[Activity]:
Whatever the records below say, write them all out exactly.

[Given information]:
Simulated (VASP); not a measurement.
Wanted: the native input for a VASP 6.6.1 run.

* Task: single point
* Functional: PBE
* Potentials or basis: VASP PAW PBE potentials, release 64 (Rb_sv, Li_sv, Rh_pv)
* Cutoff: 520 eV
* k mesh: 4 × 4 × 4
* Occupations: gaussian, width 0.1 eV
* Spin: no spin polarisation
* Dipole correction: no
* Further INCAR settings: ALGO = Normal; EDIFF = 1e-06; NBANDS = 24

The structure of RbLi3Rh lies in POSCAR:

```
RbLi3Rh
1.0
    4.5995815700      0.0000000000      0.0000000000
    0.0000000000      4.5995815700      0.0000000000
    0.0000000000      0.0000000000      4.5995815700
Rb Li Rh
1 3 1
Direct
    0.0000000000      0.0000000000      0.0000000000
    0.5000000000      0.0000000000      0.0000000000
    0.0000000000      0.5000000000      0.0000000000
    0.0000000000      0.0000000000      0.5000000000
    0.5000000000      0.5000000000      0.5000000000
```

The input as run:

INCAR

[Exercise output]:
Simulated (VASP); not a measurement.
Wanted: the native input for a VASP 6.6.1 run.

* Task: single point
* Functional: PBE
* Potentials or basis: VASP PAW PBE potentials, release 64 (Rb_sv, Li_sv, Rh_pv)
* Cutoff: 520 eV
* k mesh: 4 × 4 × 4
* Occupations: gaussian, width 0.1 eV
* Spin: no spin polarisation
* Dipole correction: no
* Further INCAR settings: ALGO = Normal; EDIFF = 1e-06; NBANDS = 24

The structure of RbLi3Rh lies in POSCAR:

```
RbLi3Rh
1.0
    4.5995815700      0.0000000000      0.0000000000
    0.0000000000      4.5995815700      0.0000000000
    0.0000000000      0.0000000000      4.5995815700
Rb Li Rh
1 3 1
Direct
    0.0000000000      0.0000000000      0.0000000000
    0.5000000000      0.0000000000      0.0000000000
    0.0000000000      0.5000000000      0.0000000000
    0.0000000000      0.0000000000      0.5000000000
    0.5000000000      0.5000000000      0.5000000000
```

The input as run:

INCAR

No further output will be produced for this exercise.